### Source material:
%%
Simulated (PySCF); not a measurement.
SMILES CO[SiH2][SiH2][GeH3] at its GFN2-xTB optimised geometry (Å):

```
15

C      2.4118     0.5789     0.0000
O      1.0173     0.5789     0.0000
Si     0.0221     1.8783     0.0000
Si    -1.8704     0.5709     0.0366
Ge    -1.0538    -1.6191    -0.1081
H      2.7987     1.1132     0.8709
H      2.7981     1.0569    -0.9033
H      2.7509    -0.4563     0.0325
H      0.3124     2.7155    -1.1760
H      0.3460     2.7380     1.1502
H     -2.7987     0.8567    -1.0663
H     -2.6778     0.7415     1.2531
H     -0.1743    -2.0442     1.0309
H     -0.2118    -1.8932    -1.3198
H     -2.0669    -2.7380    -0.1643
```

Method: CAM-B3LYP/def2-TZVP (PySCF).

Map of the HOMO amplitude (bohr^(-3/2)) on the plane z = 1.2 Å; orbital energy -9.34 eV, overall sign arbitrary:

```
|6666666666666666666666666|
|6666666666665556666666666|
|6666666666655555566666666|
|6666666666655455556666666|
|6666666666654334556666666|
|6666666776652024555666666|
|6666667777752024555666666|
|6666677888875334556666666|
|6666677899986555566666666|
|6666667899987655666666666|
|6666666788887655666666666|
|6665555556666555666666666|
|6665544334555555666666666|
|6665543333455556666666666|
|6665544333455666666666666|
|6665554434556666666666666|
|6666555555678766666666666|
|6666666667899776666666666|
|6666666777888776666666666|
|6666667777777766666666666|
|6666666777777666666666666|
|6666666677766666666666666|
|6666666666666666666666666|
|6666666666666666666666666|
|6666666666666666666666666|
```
%%

### Work task:
Give the entries again, every one of them exactly.

### Written answer:
Simulated (PySCF); not a measurement.
SMILES CO[SiH2][SiH2][GeH3] at its GFN2-xTB optimised geometry (Å):

```
15

C      2.4118     0.5789     0.0000
O      1.0173     0.5789     0.0000
Si     0.0221     1.8783     0.0000
Si    -1.8704     0.5709     0.0366
Ge    -1.0538    -1.6191    -0.1081
H      2.7987     1.1132     0.8709
H      2.7981     1.0569    -0.9033
H      2.7509    -0.4563     0.0325
H      0.3124     2.7155    -1.1760
H      0.3460     2.7380     1.1502
H     -2.7987     0.8567    -1.0663
H     -2.6778     0.7415     1.2531
H     -0.1743    -2.0442     1.0309
H     -0.2118    -1.8932    -1.3198
H     -2.0669    -2.7380    -0.1643
```

Method: CAM-B3LYP/def2-TZVP (PySCF).

Map of the HOMO amplitude (bohr^(-3/2)) on the plane z = 1.2 Å; orbital energy -9.34 eV, overall sign arbitrary:

```
|6666666666666666666666666|
|6666666666665556666666666|
|6666666666655555566666666|
|6666666666655455556666666|
|6666666666654334556666666|
|6666666776652024555666666|
|6666667777752024555666666|
|6666677888875334556666666|
|6666677899986555566666666|
|6666667899987655666666666|
|6666666788887655666666666|
|6665555556666555666666666|
|6665544334555555666666666|
|6665543333455556666666666|
|6665544333455666666666666|
|6665554434556666666666666|
|6666555555678766666666666|
|6666666667899776666666666|
|6666666777888776666666666|
|6666667777777766666666666|
|6666666777777666666666666|
|6666666677766666666666666|
|6666666666666666666666666|
|6666666666666666666666666|
|6666666666666666666666666|
```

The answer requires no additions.